### Work item
Retype all of the data that follows, line for line.

### Data to examine
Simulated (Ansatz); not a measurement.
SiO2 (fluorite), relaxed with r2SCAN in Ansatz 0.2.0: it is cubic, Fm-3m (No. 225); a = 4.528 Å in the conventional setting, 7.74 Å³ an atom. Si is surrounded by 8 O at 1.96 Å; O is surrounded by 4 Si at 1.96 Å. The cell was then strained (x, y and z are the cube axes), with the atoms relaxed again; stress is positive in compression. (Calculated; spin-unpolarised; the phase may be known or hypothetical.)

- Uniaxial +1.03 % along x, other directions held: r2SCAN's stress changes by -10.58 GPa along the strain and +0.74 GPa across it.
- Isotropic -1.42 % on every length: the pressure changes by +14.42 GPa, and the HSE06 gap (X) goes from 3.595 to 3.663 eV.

### Written response
Simulated (Ansatz); not a measurement.
SiO2 (fluorite), relaxed with r2SCAN in Ansatz 0.2.0: it is cubic, Fm-3m (No. 225); a = 4.528 Å in the conventional setting, 7.74 Å³ an atom. Si is surrounded by 8 O at 1.96 Å; O is surrounded by 4 Si at 1.96 Å. The cell was then strained (x, y and z are the cube axes), with the atoms relaxed again; stress is positive in compression. (Calculated; spin-unpolarised; the phase may be known or hypothetical.)

- Uniaxial +1.03 % along x, other directions held: r2SCAN's stress changes by -10.58 GPa along the strain and +0.74 GPa across it.
- Isotropic -1.42 % on every length: the pressure changes by +14.42 GPa, and the HSE06 gap (X) goes from 3.595 to 3.663 eV.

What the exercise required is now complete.